BEGIN

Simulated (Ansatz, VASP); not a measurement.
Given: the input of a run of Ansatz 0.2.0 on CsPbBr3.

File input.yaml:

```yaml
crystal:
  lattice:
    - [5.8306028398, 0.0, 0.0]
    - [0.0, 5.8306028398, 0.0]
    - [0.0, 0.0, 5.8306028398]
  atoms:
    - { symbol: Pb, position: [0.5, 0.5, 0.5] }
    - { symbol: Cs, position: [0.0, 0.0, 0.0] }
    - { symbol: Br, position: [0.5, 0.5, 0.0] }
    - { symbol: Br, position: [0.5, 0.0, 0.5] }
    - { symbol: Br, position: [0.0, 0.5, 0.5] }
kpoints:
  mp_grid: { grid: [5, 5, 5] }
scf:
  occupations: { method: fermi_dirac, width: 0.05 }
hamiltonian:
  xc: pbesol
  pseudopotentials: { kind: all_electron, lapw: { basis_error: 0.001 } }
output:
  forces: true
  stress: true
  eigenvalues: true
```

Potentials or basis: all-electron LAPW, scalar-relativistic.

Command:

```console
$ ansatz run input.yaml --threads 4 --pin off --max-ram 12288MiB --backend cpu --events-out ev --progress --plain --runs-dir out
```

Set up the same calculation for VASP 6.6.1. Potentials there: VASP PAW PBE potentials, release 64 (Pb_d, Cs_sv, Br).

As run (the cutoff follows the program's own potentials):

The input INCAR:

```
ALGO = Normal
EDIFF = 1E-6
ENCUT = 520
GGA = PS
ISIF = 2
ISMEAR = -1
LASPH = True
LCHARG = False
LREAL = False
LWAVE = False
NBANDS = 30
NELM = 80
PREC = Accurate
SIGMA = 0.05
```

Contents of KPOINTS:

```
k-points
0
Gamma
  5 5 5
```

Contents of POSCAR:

END

REQUIRED ACTION. The lines running from the start of the data through the one that contains "Potentials or basis: all-electron" should be reproduced exactly, and only those.

REPLY.
Simulated (Ansatz, VASP); not a measurement.
Given: the input of a run of Ansatz 0.2.0 on CsPbBr3.

File input.yaml:

```yaml
crystal:
  lattice:
    - [5.8306028398, 0.0, 0.0]
    - [0.0, 5.8306028398, 0.0]
    - [0.0, 0.0, 5.8306028398]
  atoms:
    - { symbol: Pb, position: [0.5, 0.5, 0.5] }
    - { symbol: Cs, position: [0.0, 0.0, 0.0] }
    - { symbol: Br, position: [0.5, 0.5, 0.0] }
    - { symbol: Br, position: [0.5, 0.0, 0.5] }
    - { symbol: Br, position: [0.0, 0.5, 0.5] }
kpoints:
  mp_grid: { grid: [5, 5, 5] }
scf:
  occupations: { method: fermi_dirac, width: 0.05 }
hamiltonian:
  xc: pbesol
  pseudopotentials: { kind: all_electron, lapw: { basis_error: 0.001 } }
output:
  forces: true
  stress: true
  eigenvalues: true
```

Potentials or basis: all-electron LAPW, scalar-relativistic.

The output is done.